'''

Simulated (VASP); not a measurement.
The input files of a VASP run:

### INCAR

'''

WORK INSTRUCTION:
All of the entries above should be transcribed exactly, line for line.

YOUR RESPONSE:
Simulated (VASP); not a measurement.
The input files of a VASP run:

### INCAR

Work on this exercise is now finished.